> [REQUIRED ACTION]:
Using the data below, output the first line and every line after it up to and including the line containing "mesh | 4 × 3 × 4 |", exactly as written and with nothing added.

> [DATA SUPPLIED]:
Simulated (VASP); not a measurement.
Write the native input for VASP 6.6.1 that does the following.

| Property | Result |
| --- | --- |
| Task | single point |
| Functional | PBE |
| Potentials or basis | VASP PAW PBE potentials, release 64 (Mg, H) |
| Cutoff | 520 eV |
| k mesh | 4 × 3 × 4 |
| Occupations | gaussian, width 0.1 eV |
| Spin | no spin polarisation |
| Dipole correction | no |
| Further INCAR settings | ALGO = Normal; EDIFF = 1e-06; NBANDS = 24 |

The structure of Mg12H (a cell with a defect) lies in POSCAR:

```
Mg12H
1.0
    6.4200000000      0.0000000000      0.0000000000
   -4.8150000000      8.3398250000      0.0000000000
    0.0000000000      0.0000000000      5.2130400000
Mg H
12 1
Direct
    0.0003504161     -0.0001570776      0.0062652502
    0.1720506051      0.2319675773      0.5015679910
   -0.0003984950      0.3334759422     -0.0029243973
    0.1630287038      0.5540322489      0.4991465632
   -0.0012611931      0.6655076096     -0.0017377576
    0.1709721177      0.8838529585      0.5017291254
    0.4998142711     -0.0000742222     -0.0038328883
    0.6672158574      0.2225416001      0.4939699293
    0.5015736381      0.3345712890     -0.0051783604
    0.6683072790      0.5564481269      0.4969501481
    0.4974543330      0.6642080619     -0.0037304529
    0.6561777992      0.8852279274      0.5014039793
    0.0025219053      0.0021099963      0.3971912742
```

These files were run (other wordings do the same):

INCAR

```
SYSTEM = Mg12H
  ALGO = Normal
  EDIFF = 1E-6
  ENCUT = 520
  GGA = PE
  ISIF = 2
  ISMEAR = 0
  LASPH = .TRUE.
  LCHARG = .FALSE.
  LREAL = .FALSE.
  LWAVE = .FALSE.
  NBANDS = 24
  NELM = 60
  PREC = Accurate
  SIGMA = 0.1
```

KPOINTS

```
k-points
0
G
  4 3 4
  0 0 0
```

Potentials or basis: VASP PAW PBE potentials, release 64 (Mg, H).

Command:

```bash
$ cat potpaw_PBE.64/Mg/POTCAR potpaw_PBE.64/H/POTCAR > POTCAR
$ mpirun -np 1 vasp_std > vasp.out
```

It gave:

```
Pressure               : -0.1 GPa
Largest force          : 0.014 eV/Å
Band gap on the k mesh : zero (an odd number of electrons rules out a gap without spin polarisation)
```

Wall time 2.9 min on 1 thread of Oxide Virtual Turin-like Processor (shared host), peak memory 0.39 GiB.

> [WRITTEN ANSWER]:
Simulated (VASP); not a measurement.
Write the native input for VASP 6.6.1 that does the following.

| Property | Result |
| --- | --- |
| Task | single point |
| Functional | PBE |
| Potentials or basis | VASP PAW PBE potentials, release 64 (Mg, H) |
| Cutoff | 520 eV |
| k mesh | 4 × 3 × 4 |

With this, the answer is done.